→ Task item
Below are records; quote them exactly from the first line through the line that contains "spin polarisation |".

--- START ---

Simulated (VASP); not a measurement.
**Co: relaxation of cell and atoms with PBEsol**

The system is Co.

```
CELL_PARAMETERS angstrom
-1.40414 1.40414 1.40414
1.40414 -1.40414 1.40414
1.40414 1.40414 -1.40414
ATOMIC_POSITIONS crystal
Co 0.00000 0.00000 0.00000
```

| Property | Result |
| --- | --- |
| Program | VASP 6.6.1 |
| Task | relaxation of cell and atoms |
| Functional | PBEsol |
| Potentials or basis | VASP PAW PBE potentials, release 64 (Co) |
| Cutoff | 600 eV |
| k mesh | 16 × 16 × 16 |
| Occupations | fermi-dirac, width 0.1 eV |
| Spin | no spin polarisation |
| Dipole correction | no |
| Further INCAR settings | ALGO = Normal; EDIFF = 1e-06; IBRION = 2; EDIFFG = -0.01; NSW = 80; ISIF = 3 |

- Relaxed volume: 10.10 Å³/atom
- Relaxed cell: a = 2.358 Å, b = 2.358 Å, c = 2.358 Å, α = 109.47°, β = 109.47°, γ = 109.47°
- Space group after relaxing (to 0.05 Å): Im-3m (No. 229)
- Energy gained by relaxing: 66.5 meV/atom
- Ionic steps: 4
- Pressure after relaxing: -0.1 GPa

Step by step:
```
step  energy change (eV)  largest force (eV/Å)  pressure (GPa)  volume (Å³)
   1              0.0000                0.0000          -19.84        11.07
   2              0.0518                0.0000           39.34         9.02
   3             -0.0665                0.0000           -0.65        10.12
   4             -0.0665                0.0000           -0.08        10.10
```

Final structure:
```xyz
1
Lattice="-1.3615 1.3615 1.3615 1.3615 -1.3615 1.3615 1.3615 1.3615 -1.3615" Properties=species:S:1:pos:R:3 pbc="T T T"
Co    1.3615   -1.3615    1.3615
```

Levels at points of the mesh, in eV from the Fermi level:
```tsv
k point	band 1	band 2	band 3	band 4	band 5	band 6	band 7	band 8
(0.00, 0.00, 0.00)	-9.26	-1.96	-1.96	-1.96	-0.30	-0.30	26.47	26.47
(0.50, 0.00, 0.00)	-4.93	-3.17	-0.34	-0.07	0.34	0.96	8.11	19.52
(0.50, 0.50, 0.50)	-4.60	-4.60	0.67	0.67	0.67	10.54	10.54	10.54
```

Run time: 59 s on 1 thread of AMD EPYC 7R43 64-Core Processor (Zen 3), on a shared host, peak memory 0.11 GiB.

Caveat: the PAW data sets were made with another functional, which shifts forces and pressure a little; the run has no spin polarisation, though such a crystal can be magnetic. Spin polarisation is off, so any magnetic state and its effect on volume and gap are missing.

--- END ---

→ Response area
Simulated (VASP); not a measurement.
**Co: relaxation of cell and atoms with PBEsol**

The system is Co.

```
CELL_PARAMETERS angstrom
-1.40414 1.40414 1.40414
1.40414 -1.40414 1.40414
1.40414 1.40414 -1.40414
ATOMIC_POSITIONS crystal
Co 0.00000 0.00000 0.00000
```

| Property | Result |
| --- | --- |
| Program | VASP 6.6.1 |
| Task | relaxation of cell and atoms |
| Functional | PBEsol |
| Potentials or basis | VASP PAW PBE potentials, release 64 (Co) |
| Cutoff | 600 eV |
| k mesh | 16 × 16 × 16 |
| Occupations | fermi-dirac, width 0.1 eV |
| Spin | no spin polarisation |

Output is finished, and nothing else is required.